....

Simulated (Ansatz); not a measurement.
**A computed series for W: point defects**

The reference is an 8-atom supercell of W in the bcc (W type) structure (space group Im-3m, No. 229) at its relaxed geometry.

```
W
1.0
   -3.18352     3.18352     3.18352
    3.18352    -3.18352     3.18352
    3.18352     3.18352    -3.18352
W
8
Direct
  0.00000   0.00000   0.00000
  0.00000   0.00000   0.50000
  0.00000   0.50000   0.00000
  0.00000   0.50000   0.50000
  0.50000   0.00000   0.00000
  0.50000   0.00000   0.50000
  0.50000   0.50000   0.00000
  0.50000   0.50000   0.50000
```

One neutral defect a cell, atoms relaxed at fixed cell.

....

**WORK REQUEST**
Line by line, restate the data exactly.

**EXERCISE RESPONSE**
Simulated (Ansatz); not a measurement.
**A computed series for W: point defects**

The reference is an 8-atom supercell of W in the bcc (W type) structure (space group Im-3m, No. 229) at its relaxed geometry.

```
W
1.0
   -3.18352     3.18352     3.18352
    3.18352    -3.18352     3.18352
    3.18352     3.18352    -3.18352
W
8
Direct
  0.00000   0.00000   0.00000
  0.00000   0.00000   0.50000
  0.00000   0.50000   0.00000
  0.00000   0.50000   0.50000
  0.50000   0.00000   0.00000
  0.50000   0.00000   0.50000
  0.50000   0.50000   0.00000
  0.50000   0.50000   0.50000
```

One neutral defect a cell, atoms relaxed at fixed cell.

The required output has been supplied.